## [ASSIGNED TASK]
Repeat the entries below exactly. Begin with the first line and end with the line that contains "Which candidate gave the map?".

Segment Start: INFORMATION SUPPLIED

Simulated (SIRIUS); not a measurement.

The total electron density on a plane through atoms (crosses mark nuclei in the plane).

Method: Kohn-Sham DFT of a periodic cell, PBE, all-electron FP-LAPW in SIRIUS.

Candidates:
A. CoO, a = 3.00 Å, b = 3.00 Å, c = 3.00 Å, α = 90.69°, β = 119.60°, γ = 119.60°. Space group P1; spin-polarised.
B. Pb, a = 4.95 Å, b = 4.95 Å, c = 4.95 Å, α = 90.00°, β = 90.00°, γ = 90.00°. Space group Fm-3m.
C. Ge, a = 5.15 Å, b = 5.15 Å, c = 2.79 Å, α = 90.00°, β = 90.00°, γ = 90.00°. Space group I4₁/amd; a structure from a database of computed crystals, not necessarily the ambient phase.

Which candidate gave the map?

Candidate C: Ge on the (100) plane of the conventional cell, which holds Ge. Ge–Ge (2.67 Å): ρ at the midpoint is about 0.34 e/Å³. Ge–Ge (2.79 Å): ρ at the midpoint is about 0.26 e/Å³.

Segment End: INFORMATION SUPPLIED

## [ANSWER BOX]
Simulated (SIRIUS); not a measurement.

The total electron density on a plane through atoms (crosses mark nuclei in the plane).

Method: Kohn-Sham DFT of a periodic cell, PBE, all-electron FP-LAPW in SIRIUS.

Candidates:
A. CoO, a = 3.00 Å, b = 3.00 Å, c = 3.00 Å, α = 90.69°, β = 119.60°, γ = 119.60°. Space group P1; spin-polarised.
B. Pb, a = 4.95 Å, b = 4.95 Å, c = 4.95 Å, α = 90.00°, β = 90.00°, γ = 90.00°. Space group Fm-3m.
C. Ge, a = 5.15 Å, b = 5.15 Å, c = 2.79 Å, α = 90.00°, β = 90.00°, γ = 90.00°. Space group I4₁/amd; a structure from a database of computed crystals, not necessarily the ambient phase.

Which candidate gave the map?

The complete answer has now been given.